- ASSIGNMENT: Your answer must consist solely of the lines from the start of the entries below through the line with "Consider the formal", unchanged.

- EXERCISE DATA:
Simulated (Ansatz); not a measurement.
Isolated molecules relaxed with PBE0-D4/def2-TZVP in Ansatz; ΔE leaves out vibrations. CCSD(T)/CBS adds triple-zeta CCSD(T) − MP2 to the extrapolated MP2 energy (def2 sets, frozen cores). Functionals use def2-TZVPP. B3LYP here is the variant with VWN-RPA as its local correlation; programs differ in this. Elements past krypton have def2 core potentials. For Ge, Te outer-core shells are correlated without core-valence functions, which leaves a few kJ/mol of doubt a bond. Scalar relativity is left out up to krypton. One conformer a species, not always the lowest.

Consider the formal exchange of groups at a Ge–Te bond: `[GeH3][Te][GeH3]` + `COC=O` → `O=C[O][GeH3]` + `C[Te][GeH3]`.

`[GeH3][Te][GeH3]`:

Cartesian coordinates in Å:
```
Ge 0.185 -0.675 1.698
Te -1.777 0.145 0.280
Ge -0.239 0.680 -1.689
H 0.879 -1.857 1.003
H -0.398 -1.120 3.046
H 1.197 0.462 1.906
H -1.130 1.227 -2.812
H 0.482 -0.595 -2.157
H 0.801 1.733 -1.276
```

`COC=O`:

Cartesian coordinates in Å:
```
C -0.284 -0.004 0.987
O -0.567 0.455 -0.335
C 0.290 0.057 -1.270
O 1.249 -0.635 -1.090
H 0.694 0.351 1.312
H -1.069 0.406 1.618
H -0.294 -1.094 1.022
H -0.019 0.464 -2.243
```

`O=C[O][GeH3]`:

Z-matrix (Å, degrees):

- ANSWER SECTION:
Simulated (Ansatz); not a measurement.
Isolated molecules relaxed with PBE0-D4/def2-TZVP in Ansatz; ΔE leaves out vibrations. CCSD(T)/CBS adds triple-zeta CCSD(T) − MP2 to the extrapolated MP2 energy (def2 sets, frozen cores). Functionals use def2-TZVPP. B3LYP here is the variant with VWN-RPA as its local correlation; programs differ in this. Elements past krypton have def2 core potentials. For Ge, Te outer-core shells are correlated without core-valence functions, which leaves a few kJ/mol of doubt a bond. Scalar relativity is left out up to krypton. One conformer a species, not always the lowest.

Consider the formal exchange of groups at a Ge–Te bond: `[GeH3][Te][GeH3]` + `COC=O` → `O=C[O][GeH3]` + `C[Te][GeH3]`.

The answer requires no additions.